**WORK ORDER:**
For the listing below, print exactly the lines from the line with "158 and 103 GPa." to the line with "Symmetry was held", both included, and nothing beyond them.

++++++++++
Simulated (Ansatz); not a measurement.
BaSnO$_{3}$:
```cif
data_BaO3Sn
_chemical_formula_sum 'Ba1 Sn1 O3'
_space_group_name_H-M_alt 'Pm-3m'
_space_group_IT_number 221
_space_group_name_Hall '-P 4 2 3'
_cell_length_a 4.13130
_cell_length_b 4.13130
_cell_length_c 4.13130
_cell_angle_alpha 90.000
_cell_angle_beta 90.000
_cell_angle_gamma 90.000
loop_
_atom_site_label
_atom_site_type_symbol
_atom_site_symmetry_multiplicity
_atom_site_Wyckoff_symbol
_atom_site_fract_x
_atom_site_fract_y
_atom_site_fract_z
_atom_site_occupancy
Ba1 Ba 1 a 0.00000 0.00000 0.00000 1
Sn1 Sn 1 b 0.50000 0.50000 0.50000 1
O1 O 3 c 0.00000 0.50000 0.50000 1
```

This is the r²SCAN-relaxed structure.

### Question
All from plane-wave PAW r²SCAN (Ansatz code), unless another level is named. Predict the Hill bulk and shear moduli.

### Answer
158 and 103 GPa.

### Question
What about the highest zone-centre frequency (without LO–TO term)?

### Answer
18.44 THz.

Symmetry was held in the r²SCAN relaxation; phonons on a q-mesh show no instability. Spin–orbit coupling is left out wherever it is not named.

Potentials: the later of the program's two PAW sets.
++++++++++

**ANSWER SECTION:**
158 and 103 GPa.

### Question
What about the highest zone-centre frequency (without LO–TO term)?

### Answer
18.44 THz.

Symmetry was held in the r²SCAN relaxation; phonons on a q-mesh show no instability. Spin–orbit coupling is left out wherever it is not named.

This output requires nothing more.